Requirement :: From the line with "Computed with r2SCAN" through the line with "Only differences to", inclusive, return each line of the data below exactly and leave the rest out.

Data section ::
****

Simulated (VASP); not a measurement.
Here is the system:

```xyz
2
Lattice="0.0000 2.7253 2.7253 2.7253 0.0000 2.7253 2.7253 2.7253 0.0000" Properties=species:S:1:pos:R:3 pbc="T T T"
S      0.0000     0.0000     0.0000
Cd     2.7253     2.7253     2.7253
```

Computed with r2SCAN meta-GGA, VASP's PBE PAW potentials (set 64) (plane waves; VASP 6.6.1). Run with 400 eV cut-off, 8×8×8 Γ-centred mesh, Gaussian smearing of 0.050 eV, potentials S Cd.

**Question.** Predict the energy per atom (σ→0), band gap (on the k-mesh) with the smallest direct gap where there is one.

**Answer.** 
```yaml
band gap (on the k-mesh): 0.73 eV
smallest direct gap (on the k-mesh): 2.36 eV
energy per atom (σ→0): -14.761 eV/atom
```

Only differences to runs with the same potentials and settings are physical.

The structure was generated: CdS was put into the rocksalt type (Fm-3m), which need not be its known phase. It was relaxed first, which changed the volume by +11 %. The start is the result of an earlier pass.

****

Answer section ::
Computed with r2SCAN meta-GGA, VASP's PBE PAW potentials (set 64) (plane waves; VASP 6.6.1). Run with 400 eV cut-off, 8×8×8 Γ-centred mesh, Gaussian smearing of 0.050 eV, potentials S Cd.

**Question.** Predict the energy per atom (σ→0), band gap (on the k-mesh) with the smallest direct gap where there is one.

**Answer.** 
```yaml
band gap (on the k-mesh): 0.73 eV
smallest direct gap (on the k-mesh): 2.36 eV
energy per atom (σ→0): -14.761 eV/atom
```

Only differences to runs with the same potentials and settings are physical.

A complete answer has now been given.